- Action item: Copy verbatim the block of lines in the entries below whose first line contains "Calculated with Ansatz" and whose last line contains "Now the one-shot". Leave out all other lines.

──────── Information shown ────────

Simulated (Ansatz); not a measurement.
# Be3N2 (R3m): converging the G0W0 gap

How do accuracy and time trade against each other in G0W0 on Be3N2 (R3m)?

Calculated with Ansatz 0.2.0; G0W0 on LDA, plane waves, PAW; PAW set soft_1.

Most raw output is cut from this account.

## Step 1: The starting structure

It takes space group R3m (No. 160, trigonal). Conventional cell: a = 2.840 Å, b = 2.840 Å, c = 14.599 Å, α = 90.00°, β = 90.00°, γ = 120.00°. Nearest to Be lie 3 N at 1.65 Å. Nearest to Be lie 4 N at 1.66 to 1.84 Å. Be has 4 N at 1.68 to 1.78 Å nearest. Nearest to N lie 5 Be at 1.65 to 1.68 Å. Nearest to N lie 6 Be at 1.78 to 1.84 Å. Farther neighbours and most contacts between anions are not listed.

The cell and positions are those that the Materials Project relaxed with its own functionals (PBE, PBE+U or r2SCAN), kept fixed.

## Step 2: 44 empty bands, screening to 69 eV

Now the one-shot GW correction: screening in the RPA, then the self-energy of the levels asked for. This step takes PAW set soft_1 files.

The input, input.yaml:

────────

- Written answer:
Calculated with Ansatz 0.2.0; G0W0 on LDA, plane waves, PAW; PAW set soft_1.

Most raw output is cut from this account.

## Step 1: The starting structure

It takes space group R3m (No. 160, trigonal). Conventional cell: a = 2.840 Å, b = 2.840 Å, c = 14.599 Å, α = 90.00°, β = 90.00°, γ = 120.00°. Nearest to Be lie 3 N at 1.65 Å. Nearest to Be lie 4 N at 1.66 to 1.84 Å. Be has 4 N at 1.68 to 1.78 Å nearest. Nearest to N lie 5 Be at 1.65 to 1.68 Å. Nearest to N lie 6 Be at 1.78 to 1.84 Å. Farther neighbours and most contacts between anions are not listed.

The cell and positions are those that the Materials Project relaxed with its own functionals (PBE, PBE+U or r2SCAN), kept fixed.

## Step 2: 44 empty bands, screening to 69 eV

Now the one-shot GW correction: screening in the RPA, then the self-energy of the levels asked for. This step takes PAW set soft_1 files.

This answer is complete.